:::

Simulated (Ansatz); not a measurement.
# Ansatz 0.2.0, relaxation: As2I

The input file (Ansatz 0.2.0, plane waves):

:::

— Required action —
The lines from the beginning of the records through the line containing "# Ansatz 0.2.0, relaxation: As2I" should be reproduced exactly. Include nothing else.

— Task output —
Simulated (Ansatz); not a measurement.
# Ansatz 0.2.0, relaxation: As2I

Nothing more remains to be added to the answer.